[[ SOURCE MATERIAL, beginning ]]

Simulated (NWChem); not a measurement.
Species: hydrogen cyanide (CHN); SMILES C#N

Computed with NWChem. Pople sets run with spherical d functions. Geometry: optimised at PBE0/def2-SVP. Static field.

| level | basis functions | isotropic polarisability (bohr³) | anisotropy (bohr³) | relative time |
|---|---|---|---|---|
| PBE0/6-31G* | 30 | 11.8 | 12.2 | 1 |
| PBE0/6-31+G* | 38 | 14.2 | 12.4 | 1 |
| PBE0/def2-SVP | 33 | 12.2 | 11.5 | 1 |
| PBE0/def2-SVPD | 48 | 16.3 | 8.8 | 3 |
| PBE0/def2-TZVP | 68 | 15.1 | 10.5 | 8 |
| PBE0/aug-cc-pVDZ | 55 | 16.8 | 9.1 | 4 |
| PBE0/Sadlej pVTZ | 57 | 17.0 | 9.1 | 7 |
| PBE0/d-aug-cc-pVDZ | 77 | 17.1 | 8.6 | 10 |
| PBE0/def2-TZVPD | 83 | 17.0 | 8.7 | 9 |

[[ SOURCE MATERIAL, end ]]

▸ WORK ORDER
Retype the portion of the data above that starts on the line with "relative time |" and finishes on the line with "17.1 | 8.6 | 10 |", including both of those lines.

▸ TASK ANSWER
| level | basis functions | isotropic polarisability (bohr³) | anisotropy (bohr³) | relative time |
|---|---|---|---|---|
| PBE0/6-31G* | 30 | 11.8 | 12.2 | 1 |
| PBE0/6-31+G* | 38 | 14.2 | 12.4 | 1 |
| PBE0/def2-SVP | 33 | 12.2 | 11.5 | 1 |
| PBE0/def2-SVPD | 48 | 16.3 | 8.8 | 3 |
| PBE0/def2-TZVP | 68 | 15.1 | 10.5 | 8 |
| PBE0/aug-cc-pVDZ | 55 | 16.8 | 9.1 | 4 |
| PBE0/Sadlej pVTZ | 57 | 17.0 | 9.1 | 7 |
| PBE0/d-aug-cc-pVDZ | 77 | 17.1 | 8.6 | 10 |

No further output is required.